Every record below is to be restated word for word.

(Beginning of RECORD EXTRACTS)

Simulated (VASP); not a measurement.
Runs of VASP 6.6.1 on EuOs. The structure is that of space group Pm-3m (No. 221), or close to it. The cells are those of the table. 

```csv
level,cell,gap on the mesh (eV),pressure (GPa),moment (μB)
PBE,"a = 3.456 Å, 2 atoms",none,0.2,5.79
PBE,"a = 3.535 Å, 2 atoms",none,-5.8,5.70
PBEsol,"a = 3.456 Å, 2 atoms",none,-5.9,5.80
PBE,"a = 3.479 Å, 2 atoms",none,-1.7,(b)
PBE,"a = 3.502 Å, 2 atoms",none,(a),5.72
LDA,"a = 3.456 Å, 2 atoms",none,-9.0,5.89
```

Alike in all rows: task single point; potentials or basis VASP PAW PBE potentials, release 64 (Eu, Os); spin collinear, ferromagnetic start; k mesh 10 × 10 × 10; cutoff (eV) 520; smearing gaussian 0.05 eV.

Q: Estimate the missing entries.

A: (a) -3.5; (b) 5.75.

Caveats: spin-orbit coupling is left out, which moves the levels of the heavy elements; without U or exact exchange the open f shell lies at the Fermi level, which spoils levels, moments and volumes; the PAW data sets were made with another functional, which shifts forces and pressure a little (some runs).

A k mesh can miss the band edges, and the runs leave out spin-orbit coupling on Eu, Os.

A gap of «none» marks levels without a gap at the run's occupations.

(End of RECORD EXTRACTS)

**TASK RESPONSE**
Simulated (VASP); not a measurement.
Runs of VASP 6.6.1 on EuOs. The structure is that of space group Pm-3m (No. 221), or close to it. The cells are those of the table. 

```csv
level,cell,gap on the mesh (eV),pressure (GPa),moment (μB)
PBE,"a = 3.456 Å, 2 atoms",none,0.2,5.79
PBE,"a = 3.535 Å, 2 atoms",none,-5.8,5.70
PBEsol,"a = 3.456 Å, 2 atoms",none,-5.9,5.80
PBE,"a = 3.479 Å, 2 atoms",none,-1.7,(b)
PBE,"a = 3.502 Å, 2 atoms",none,(a),5.72
LDA,"a = 3.456 Å, 2 atoms",none,-9.0,5.89
```

Alike in all rows: task single point; potentials or basis VASP PAW PBE potentials, release 64 (Eu, Os); spin collinear, ferromagnetic start; k mesh 10 × 10 × 10; cutoff (eV) 520; smearing gaussian 0.05 eV.

Q: Estimate the missing entries.

A: (a) -3.5; (b) 5.75.

Caveats: spin-orbit coupling is left out, which moves the levels of the heavy elements; without U or exact exchange the open f shell lies at the Fermi level, which spoils levels, moments and volumes; the PAW data sets were made with another functional, which shifts forces and pressure a little (some runs).

A k mesh can miss the band edges, and the runs leave out spin-orbit coupling on Eu, Os.

A gap of «none» marks levels without a gap at the run's occupations.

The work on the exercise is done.